### Work item
Repeat exactly the lines from the first line of the records through the line containing "Wall time 31", and nothing more.

### Data shown
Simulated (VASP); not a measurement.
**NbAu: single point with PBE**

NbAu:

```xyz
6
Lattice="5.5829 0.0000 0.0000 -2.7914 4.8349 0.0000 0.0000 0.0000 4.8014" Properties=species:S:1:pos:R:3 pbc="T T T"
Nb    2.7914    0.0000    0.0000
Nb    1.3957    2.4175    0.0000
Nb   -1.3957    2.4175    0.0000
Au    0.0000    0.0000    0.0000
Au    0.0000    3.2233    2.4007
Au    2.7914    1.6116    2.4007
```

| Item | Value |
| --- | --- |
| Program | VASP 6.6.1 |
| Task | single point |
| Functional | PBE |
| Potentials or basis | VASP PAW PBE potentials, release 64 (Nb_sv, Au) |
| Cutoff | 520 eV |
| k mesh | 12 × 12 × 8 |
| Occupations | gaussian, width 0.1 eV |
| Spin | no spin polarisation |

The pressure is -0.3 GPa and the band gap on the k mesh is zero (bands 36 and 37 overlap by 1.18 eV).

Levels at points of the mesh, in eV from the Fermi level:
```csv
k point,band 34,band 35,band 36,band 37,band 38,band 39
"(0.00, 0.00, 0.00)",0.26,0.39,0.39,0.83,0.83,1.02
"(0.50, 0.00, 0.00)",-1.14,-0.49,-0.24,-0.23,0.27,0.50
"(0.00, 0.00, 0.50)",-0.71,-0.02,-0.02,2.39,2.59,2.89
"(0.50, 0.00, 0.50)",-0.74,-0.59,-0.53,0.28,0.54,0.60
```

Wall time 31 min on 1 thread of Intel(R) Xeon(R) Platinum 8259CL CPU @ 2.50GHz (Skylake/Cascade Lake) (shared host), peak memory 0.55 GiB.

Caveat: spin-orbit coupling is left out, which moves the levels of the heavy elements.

### Exercise answer
Simulated (VASP); not a measurement.
**NbAu: single point with PBE**

NbAu:

```xyz
6
Lattice="5.5829 0.0000 0.0000 -2.7914 4.8349 0.0000 0.0000 0.0000 4.8014" Properties=species:S:1:pos:R:3 pbc="T T T"
Nb    2.7914    0.0000    0.0000
Nb    1.3957    2.4175    0.0000
Nb   -1.3957    2.4175    0.0000
Au    0.0000    0.0000    0.0000
Au    0.0000    3.2233    2.4007
Au    2.7914    1.6116    2.4007
```

| Item | Value |
| --- | --- |
| Program | VASP 6.6.1 |
| Task | single point |
| Functional | PBE |
| Potentials or basis | VASP PAW PBE potentials, release 64 (Nb_sv, Au) |
| Cutoff | 520 eV |
| k mesh | 12 × 12 × 8 |
| Occupations | gaussian, width 0.1 eV |
| Spin | no spin polarisation |

The pressure is -0.3 GPa and the band gap on the k mesh is zero (bands 36 and 37 overlap by 1.18 eV).

Levels at points of the mesh, in eV from the Fermi level:
```csv
k point,band 34,band 35,band 36,band 37,band 38,band 39
"(0.00, 0.00, 0.00)",0.26,0.39,0.39,0.83,0.83,1.02
"(0.50, 0.00, 0.00)",-1.14,-0.49,-0.24,-0.23,0.27,0.50
"(0.00, 0.00, 0.50)",-0.71,-0.02,-0.02,2.39,2.59,2.89
"(0.50, 0.00, 0.50)",-0.74,-0.59,-0.53,0.28,0.54,0.60
```

Wall time 31 min on 1 thread of Intel(R) Xeon(R) Platinum 8259CL CPU @ 2.50GHz (Skylake/Cascade Lake) (shared host), peak memory 0.55 GiB.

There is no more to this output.